- **Data supplied**
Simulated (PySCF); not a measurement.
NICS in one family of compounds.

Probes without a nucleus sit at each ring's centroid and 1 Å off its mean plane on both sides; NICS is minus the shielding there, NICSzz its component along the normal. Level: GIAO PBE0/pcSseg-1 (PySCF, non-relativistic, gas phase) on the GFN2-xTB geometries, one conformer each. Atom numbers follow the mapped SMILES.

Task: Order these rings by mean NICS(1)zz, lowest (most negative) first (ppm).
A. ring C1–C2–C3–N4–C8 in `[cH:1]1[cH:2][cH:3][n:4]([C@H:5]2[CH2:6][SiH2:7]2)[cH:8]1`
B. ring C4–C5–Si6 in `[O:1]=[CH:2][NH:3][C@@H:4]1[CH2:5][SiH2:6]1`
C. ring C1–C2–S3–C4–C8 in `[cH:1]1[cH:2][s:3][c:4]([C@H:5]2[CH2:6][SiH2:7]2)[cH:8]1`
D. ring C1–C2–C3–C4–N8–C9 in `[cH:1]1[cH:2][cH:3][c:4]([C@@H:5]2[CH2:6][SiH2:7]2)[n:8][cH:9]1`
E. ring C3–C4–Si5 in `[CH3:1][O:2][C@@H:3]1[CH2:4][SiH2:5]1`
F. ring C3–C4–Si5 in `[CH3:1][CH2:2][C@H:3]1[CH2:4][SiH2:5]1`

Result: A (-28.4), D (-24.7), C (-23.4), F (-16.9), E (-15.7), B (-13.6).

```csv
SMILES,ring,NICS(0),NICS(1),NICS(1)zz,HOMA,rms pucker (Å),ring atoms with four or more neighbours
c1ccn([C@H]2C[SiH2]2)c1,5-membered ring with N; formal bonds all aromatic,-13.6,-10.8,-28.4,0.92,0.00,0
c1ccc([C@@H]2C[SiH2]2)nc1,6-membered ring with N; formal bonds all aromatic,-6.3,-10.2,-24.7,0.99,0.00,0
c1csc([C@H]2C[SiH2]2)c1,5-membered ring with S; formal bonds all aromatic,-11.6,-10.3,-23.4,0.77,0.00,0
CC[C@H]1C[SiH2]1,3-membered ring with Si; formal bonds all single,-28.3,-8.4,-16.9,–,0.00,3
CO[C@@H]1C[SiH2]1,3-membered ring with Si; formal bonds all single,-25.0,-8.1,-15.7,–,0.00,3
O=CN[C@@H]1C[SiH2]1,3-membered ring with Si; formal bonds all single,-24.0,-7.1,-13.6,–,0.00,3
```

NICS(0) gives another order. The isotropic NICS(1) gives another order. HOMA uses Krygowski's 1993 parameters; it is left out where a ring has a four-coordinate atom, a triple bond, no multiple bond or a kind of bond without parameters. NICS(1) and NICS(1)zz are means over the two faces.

- **Assignment**
From the entries above, give again exactly the lines running from the line with "A. ring C1–C2–C3–N4–C8" to the line with "C. ring C1–C2–S3–C4–C8"; include both of those lines.

- **Written answer**
A. ring C1–C2–C3–N4–C8 in `[cH:1]1[cH:2][cH:3][n:4]([C@H:5]2[CH2:6][SiH2:7]2)[cH:8]1`
B. ring C4–C5–Si6 in `[O:1]=[CH:2][NH:3][C@@H:4]1[CH2:5][SiH2:6]1`
C. ring C1–C2–S3–C4–C8 in `[cH:1]1[cH:2][s:3][c:4]([C@H:5]2[CH2:6][SiH2:7]2)[cH:8]1`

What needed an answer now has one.